**Task item:**
Set down exactly the lines of the listing below, please, beginning with the first and ending with the line that holds "The structure is".

• • • • •

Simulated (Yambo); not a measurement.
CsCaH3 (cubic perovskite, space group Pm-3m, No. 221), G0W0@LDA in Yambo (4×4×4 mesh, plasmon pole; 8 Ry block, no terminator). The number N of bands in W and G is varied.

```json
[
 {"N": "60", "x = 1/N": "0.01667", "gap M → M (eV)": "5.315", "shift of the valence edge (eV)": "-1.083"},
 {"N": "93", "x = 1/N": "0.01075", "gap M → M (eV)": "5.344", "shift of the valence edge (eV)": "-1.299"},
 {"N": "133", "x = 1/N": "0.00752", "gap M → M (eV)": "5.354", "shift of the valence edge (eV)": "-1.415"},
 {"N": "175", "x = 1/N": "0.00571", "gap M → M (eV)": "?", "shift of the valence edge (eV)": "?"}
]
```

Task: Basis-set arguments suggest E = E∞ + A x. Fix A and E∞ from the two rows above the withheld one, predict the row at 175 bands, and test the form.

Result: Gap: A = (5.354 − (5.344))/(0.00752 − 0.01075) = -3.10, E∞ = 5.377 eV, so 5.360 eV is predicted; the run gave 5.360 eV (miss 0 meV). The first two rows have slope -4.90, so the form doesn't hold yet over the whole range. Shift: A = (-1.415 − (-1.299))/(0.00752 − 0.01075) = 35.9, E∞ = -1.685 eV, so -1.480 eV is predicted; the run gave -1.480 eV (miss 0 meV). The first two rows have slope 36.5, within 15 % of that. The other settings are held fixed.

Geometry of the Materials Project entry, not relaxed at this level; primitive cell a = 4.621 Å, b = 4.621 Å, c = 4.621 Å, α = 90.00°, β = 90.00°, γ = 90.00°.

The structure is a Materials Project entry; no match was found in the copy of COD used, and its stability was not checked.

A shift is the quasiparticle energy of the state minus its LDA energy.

• • • • •

**Task response:**
Simulated (Yambo); not a measurement.
CsCaH3 (cubic perovskite, space group Pm-3m, No. 221), G0W0@LDA in Yambo (4×4×4 mesh, plasmon pole; 8 Ry block, no terminator). The number N of bands in W and G is varied.

```json
[
 {"N": "60", "x = 1/N": "0.01667", "gap M → M (eV)": "5.315", "shift of the valence edge (eV)": "-1.083"},
 {"N": "93", "x = 1/N": "0.01075", "gap M → M (eV)": "5.344", "shift of the valence edge (eV)": "-1.299"},
 {"N": "133", "x = 1/N": "0.00752", "gap M → M (eV)": "5.354", "shift of the valence edge (eV)": "-1.415"},
 {"N": "175", "x = 1/N": "0.00571", "gap M → M (eV)": "?", "shift of the valence edge (eV)": "?"}
]
```

Task: Basis-set arguments suggest E = E∞ + A x. Fix A and E∞ from the two rows above the withheld one, predict the row at 175 bands, and test the form.

Result: Gap: A = (5.354 − (5.344))/(0.00752 − 0.01075) = -3.10, E∞ = 5.377 eV, so 5.360 eV is predicted; the run gave 5.360 eV (miss 0 meV). The first two rows have slope -4.90, so the form doesn't hold yet over the whole range. Shift: A = (-1.415 − (-1.299))/(0.00752 − 0.01075) = 35.9, E∞ = -1.685 eV, so -1.480 eV is predicted; the run gave -1.480 eV (miss 0 meV). The first two rows have slope 36.5, within 15 % of that. The other settings are held fixed.

Geometry of the Materials Project entry, not relaxed at this level; primitive cell a = 4.621 Å, b = 4.621 Å, c = 4.621 Å, α = 90.00°, β = 90.00°, γ = 90.00°.

The structure is a Materials Project entry; no match was found in the copy of COD used, and its stability was not checked.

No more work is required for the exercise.